### Assignment
Beginning with the first line of the data below, set down each line exactly through the line that contains "Each state of".

### Data extract
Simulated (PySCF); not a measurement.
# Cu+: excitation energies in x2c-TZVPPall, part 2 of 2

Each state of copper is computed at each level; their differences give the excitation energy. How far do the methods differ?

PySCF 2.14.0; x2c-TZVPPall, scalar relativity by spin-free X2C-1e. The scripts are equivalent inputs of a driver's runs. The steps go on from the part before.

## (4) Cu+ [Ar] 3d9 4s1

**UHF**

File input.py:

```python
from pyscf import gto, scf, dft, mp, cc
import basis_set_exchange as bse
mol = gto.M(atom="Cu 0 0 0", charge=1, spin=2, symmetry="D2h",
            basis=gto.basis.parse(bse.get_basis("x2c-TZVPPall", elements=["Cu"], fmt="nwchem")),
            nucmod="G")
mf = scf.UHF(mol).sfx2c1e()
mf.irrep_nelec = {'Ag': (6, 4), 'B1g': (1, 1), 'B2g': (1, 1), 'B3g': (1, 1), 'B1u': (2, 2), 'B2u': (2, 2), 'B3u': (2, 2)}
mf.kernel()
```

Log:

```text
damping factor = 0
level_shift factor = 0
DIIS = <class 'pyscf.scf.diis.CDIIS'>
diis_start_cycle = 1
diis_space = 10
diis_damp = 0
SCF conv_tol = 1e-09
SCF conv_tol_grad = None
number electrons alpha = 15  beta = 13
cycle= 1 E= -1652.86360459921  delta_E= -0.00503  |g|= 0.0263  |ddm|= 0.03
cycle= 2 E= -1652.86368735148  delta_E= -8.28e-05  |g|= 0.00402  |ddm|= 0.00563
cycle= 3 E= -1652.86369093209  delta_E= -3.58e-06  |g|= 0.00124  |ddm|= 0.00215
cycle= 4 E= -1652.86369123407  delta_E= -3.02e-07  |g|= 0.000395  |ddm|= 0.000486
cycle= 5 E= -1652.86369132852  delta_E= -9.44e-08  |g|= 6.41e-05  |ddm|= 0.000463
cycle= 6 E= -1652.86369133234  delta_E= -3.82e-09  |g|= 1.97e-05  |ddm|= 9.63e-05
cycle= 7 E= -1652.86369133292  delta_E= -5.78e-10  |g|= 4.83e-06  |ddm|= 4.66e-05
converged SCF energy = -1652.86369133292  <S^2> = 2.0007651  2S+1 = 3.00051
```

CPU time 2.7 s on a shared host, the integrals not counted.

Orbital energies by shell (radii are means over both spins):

### Task result
Simulated (PySCF); not a measurement.
# Cu+: excitation energies in x2c-TZVPPall, part 2 of 2

Each state of copper is computed at each level; their differences give the excitation energy. How far do the methods differ?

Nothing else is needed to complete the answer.